Work item:
Copy out exactly the lines from the start of the data to the line containing "3 | 19579 |". Include both.

Information provided:
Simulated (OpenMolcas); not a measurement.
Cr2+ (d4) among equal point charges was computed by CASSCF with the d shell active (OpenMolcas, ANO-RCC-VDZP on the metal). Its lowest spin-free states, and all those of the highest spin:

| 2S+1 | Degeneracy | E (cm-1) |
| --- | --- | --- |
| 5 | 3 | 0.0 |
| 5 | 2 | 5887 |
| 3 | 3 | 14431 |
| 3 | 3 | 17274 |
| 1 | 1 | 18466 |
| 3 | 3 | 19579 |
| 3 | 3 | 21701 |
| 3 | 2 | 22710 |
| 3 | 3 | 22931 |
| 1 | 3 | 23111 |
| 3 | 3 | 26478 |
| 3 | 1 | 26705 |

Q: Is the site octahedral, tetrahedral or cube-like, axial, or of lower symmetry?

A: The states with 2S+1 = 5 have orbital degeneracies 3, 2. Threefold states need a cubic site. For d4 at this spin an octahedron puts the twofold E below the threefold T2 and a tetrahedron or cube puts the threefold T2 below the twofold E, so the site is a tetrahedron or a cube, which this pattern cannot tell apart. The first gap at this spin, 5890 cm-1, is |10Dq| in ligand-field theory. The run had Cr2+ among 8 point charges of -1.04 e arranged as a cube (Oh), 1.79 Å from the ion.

Result:
Simulated (OpenMolcas); not a measurement.
Cr2+ (d4) among equal point charges was computed by CASSCF with the d shell active (OpenMolcas, ANO-RCC-VDZP on the metal). Its lowest spin-free states, and all those of the highest spin:

| 2S+1 | Degeneracy | E (cm-1) |
| --- | --- | --- |
| 5 | 3 | 0.0 |
| 5 | 2 | 5887 |
| 3 | 3 | 14431 |
| 3 | 3 | 17274 |
| 1 | 1 | 18466 |
| 3 | 3 | 19579 |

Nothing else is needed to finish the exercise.